Work order
Nothing but an exact repeat of the entries below should appear in your answer.

######

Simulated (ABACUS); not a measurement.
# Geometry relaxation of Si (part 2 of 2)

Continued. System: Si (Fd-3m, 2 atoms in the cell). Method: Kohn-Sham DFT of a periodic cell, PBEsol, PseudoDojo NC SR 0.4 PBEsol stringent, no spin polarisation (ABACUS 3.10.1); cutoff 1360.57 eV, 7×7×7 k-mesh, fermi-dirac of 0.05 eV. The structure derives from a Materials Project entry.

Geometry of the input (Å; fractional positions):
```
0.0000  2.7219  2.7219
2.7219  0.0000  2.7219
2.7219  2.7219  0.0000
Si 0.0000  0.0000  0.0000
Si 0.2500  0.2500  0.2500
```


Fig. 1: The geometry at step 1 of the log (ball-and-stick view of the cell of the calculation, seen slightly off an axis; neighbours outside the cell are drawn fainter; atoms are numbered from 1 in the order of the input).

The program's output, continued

######

Written answer
Simulated (ABACUS); not a measurement.
# Geometry relaxation of Si (part 2 of 2)

Continued. System: Si (Fd-3m, 2 atoms in the cell). Method: Kohn-Sham DFT of a periodic cell, PBEsol, PseudoDojo NC SR 0.4 PBEsol stringent, no spin polarisation (ABACUS 3.10.1); cutoff 1360.57 eV, 7×7×7 k-mesh, fermi-dirac of 0.05 eV. The structure derives from a Materials Project entry.

Geometry of the input (Å; fractional positions):
```
0.0000  2.7219  2.7219
2.7219  0.0000  2.7219
2.7219  2.7219  0.0000
Si 0.0000  0.0000  0.0000
Si 0.2500  0.2500  0.2500
```


Fig. 1: The geometry at step 1 of the log (ball-and-stick view of the cell of the calculation, seen slightly off an axis; neighbours outside the cell are drawn fainter; atoms are numbered from 1 in the order of the input).

The program's output, continued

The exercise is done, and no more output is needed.